● **Work task**
Your task is to transcribe the entries below exactly, from their first line down to the line containing "into •H₂C–CH₃ + •H₂C–AlH–CH₃?", and to stop there.

● **Excerpted data**

________________________________________

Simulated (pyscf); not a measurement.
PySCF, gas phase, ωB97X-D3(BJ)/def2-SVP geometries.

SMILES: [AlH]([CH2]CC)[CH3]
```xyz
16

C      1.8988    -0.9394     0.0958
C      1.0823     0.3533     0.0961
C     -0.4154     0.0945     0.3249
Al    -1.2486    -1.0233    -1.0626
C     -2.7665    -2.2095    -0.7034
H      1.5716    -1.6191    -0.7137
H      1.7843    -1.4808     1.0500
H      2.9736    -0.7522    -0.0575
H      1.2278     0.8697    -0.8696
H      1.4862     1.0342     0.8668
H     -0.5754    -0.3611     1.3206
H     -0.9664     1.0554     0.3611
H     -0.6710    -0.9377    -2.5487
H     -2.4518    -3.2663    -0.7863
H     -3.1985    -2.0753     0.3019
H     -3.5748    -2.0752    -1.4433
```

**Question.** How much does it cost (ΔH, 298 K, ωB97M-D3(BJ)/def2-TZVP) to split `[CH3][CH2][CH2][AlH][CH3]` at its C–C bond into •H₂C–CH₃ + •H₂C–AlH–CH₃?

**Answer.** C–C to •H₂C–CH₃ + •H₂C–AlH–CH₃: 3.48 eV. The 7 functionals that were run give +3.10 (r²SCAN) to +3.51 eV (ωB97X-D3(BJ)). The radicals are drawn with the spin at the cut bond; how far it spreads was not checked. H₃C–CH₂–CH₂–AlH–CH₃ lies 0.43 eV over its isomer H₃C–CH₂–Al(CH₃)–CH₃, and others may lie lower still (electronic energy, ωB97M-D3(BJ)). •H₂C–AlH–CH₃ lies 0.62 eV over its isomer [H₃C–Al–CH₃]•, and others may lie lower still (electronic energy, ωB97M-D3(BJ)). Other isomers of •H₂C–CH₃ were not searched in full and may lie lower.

________________________________________

● **Exercise answer**
Simulated (pyscf); not a measurement.
PySCF, gas phase, ωB97X-D3(BJ)/def2-SVP geometries.

SMILES: [AlH]([CH2]CC)[CH3]
```xyz
16

C      1.8988    -0.9394     0.0958
C      1.0823     0.3533     0.0961
C     -0.4154     0.0945     0.3249
Al    -1.2486    -1.0233    -1.0626
C     -2.7665    -2.2095    -0.7034
H      1.5716    -1.6191    -0.7137
H      1.7843    -1.4808     1.0500
H      2.9736    -0.7522    -0.0575
H      1.2278     0.8697    -0.8696
H      1.4862     1.0342     0.8668
H     -0.5754    -0.3611     1.3206
H     -0.9664     1.0554     0.3611
H     -0.6710    -0.9377    -2.5487
H     -2.4518    -3.2663    -0.7863
H     -3.1985    -2.0753     0.3019
H     -3.5748    -2.0752    -1.4433
```

**Question.** How much does it cost (ΔH, 298 K, ωB97M-D3(BJ)/def2-TZVP) to split `[CH3][CH2][CH2][AlH][CH3]` at its C–C bond into •H₂C–CH₃ + •H₂C–AlH–CH₃?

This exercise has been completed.